Work order. Copy the data below exactly.

Supplied data.
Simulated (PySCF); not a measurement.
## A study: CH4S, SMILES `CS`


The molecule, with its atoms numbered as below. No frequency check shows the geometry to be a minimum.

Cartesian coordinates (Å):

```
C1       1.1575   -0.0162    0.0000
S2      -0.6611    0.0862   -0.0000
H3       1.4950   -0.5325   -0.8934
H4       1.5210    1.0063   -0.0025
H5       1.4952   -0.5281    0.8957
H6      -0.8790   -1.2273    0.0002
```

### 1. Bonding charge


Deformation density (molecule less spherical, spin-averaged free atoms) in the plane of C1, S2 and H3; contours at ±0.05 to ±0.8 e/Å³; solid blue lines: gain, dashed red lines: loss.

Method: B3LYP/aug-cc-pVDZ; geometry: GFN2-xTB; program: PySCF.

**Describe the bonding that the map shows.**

Task result.
Simulated (PySCF); not a measurement.
## A study: CH4S, SMILES `CS`


The molecule, with its atoms numbered as below. No frequency check shows the geometry to be a minimum.

Cartesian coordinates (Å):

```
C1       1.1575   -0.0162    0.0000
S2      -0.6611    0.0862   -0.0000
H3       1.4950   -0.5325   -0.8934
H4       1.5210    1.0063   -0.0025
H5       1.4952   -0.5281    0.8957
H6      -0.8790   -1.2273    0.0002
```

### 1. Bonding charge


Deformation density (molecule less spherical, spin-averaged free atoms) in the plane of C1, S2 and H3; contours at ±0.05 to ±0.8 e/Å³; solid blue lines: gain, dashed red lines: loss.

Method: B3LYP/aug-cc-pVDZ; geometry: GFN2-xTB; program: PySCF.

**Describe the bonding that the map shows.**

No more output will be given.